□ □ □ □
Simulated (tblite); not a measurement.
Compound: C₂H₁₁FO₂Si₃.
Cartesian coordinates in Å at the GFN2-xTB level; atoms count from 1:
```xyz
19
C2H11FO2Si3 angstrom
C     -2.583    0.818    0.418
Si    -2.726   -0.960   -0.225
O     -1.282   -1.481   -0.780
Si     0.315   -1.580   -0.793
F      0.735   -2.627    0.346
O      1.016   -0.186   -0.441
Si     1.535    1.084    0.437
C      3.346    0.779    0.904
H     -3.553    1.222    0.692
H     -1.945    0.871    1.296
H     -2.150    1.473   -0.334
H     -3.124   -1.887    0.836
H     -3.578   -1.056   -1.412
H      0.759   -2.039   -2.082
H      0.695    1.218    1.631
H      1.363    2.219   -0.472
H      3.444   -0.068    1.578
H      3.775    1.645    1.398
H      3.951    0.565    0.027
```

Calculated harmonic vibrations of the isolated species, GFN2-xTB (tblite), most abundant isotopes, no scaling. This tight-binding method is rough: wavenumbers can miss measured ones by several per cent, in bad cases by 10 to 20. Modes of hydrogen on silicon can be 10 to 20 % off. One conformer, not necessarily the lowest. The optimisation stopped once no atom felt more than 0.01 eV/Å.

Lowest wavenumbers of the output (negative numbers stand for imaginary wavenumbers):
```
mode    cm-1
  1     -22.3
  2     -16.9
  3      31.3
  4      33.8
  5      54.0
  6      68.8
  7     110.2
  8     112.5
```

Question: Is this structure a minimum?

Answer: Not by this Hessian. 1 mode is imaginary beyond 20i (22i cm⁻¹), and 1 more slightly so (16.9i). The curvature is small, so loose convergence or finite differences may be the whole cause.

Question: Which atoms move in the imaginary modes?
□ □ □ □

Print the complete listing again, exactly as it stands.

Solution –
Simulated (tblite); not a measurement.
Compound: C₂H₁₁FO₂Si₃.
Cartesian coordinates in Å at the GFN2-xTB level; atoms count from 1:
```xyz
19
C2H11FO2Si3 angstrom
C     -2.583    0.818    0.418
Si    -2.726   -0.960   -0.225
O     -1.282   -1.481   -0.780
Si     0.315   -1.580   -0.793
F      0.735   -2.627    0.346
O      1.016   -0.186   -0.441
Si     1.535    1.084    0.437
C      3.346    0.779    0.904
H     -3.553    1.222    0.692
H     -1.945    0.871    1.296
H     -2.150    1.473   -0.334
H     -3.124   -1.887    0.836
H     -3.578   -1.056   -1.412
H      0.759   -2.039   -2.082
H      0.695    1.218    1.631
H      1.363    2.219   -0.472
H      3.444   -0.068    1.578
H      3.775    1.645    1.398
H      3.951    0.565    0.027
```

Calculated harmonic vibrations of the isolated species, GFN2-xTB (tblite), most abundant isotopes, no scaling. This tight-binding method is rough: wavenumbers can miss measured ones by several per cent, in bad cases by 10 to 20. Modes of hydrogen on silicon can be 10 to 20 % off. One conformer, not necessarily the lowest. The optimisation stopped once no atom felt more than 0.01 eV/Å.

Lowest wavenumbers of the output (negative numbers stand for imaginary wavenumbers):
```
mode    cm-1
  1     -22.3
  2     -16.9
  3      31.3
  4      33.8
  5      54.0
  6      68.8
  7     110.2
  8     112.5
```

Question: Is this structure a minimum?

Answer: Not by this Hessian. 1 mode is imaginary beyond 20i (22i cm⁻¹), and 1 more slightly so (16.9i). The curvature is small, so loose convergence or finite differences may be the whole cause.

Question: Which atoms move in the imaginary modes?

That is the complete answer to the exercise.